(Brief):
A word-for-word copy of the entries below is required.

(Dataset excerpts):
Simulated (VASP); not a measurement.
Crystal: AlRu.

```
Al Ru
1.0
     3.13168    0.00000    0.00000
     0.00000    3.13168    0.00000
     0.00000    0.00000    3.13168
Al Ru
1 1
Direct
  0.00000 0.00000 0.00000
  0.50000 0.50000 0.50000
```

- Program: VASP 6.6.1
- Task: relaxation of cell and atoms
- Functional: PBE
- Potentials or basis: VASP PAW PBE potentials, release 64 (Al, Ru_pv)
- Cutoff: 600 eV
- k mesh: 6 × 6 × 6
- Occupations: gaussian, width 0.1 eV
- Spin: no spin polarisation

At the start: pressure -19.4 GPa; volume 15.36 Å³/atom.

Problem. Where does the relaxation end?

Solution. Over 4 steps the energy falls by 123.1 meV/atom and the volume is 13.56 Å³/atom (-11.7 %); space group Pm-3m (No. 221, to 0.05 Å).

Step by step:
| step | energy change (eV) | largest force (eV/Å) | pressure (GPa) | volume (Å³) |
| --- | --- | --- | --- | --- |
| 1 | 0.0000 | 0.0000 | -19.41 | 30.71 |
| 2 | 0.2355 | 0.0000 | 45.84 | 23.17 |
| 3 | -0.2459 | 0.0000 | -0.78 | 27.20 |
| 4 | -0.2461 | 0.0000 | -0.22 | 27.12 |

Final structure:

(Exercise answer):
Simulated (VASP); not a measurement.
Crystal: AlRu.

```
Al Ru
1.0
     3.13168    0.00000    0.00000
     0.00000    3.13168    0.00000
     0.00000    0.00000    3.13168
Al Ru
1 1
Direct
  0.00000 0.00000 0.00000
  0.50000 0.50000 0.50000
```

- Program: VASP 6.6.1
- Task: relaxation of cell and atoms
- Functional: PBE
- Potentials or basis: VASP PAW PBE potentials, release 64 (Al, Ru_pv)
- Cutoff: 600 eV
- k mesh: 6 × 6 × 6
- Occupations: gaussian, width 0.1 eV
- Spin: no spin polarisation

At the start: pressure -19.4 GPa; volume 15.36 Å³/atom.

Problem. Where does the relaxation end?

Solution. Over 4 steps the energy falls by 123.1 meV/atom and the volume is 13.56 Å³/atom (-11.7 %); space group Pm-3m (No. 221, to 0.05 Å).

Step by step:
| step | energy change (eV) | largest force (eV/Å) | pressure (GPa) | volume (Å³) |
| --- | --- | --- | --- | --- |
| 1 | 0.0000 | 0.0000 | -19.41 | 30.71 |
| 2 | 0.2355 | 0.0000 | 45.84 | 23.17 |
| 3 | -0.2459 | 0.0000 | -0.78 | 27.20 |
| 4 | -0.2461 | 0.0000 | -0.22 | 27.12 |

Final structure:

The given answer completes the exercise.